ACTION ITEM> Each line below is to be copied exactly as it appears.

INFORMATION>
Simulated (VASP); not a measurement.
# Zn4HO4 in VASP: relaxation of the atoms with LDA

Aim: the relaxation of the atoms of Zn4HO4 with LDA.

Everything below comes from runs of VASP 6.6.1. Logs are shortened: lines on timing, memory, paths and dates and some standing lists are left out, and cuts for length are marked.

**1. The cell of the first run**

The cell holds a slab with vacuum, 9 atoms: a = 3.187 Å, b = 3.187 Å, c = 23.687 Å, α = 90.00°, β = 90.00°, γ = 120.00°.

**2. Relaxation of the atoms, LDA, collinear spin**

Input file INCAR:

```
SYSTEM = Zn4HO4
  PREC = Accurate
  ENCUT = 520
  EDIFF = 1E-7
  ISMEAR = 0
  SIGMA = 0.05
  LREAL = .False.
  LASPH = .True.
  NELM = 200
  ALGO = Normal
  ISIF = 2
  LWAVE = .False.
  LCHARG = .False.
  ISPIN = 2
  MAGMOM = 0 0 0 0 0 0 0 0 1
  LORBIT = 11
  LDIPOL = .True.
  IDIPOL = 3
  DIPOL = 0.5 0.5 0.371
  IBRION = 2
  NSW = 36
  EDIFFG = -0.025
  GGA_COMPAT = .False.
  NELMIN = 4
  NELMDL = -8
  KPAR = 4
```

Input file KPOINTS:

EXERCISE SOLUTION>
Simulated (VASP); not a measurement.
# Zn4HO4 in VASP: relaxation of the atoms with LDA

Aim: the relaxation of the atoms of Zn4HO4 with LDA.

Everything below comes from runs of VASP 6.6.1. Logs are shortened: lines on timing, memory, paths and dates and some standing lists are left out, and cuts for length are marked.

**1. The cell of the first run**

The cell holds a slab with vacuum, 9 atoms: a = 3.187 Å, b = 3.187 Å, c = 23.687 Å, α = 90.00°, β = 90.00°, γ = 120.00°.

**2. Relaxation of the atoms, LDA, collinear spin**

Input file INCAR:

```
SYSTEM = Zn4HO4
  PREC = Accurate
  ENCUT = 520
  EDIFF = 1E-7
  ISMEAR = 0
  SIGMA = 0.05
  LREAL = .False.
  LASPH = .True.
  NELM = 200
  ALGO = Normal
  ISIF = 2
  LWAVE = .False.
  LCHARG = .False.
  ISPIN = 2
  MAGMOM = 0 0 0 0 0 0 0 0 1
  LORBIT = 11
  LDIPOL = .True.
  IDIPOL = 3
  DIPOL = 0.5 0.5 0.371
  IBRION = 2
  NSW = 36
  EDIFFG = -0.025
  GGA_COMPAT = .False.
  NELMIN = 4
  NELMDL = -8
  KPAR = 4
```

Input file KPOINTS:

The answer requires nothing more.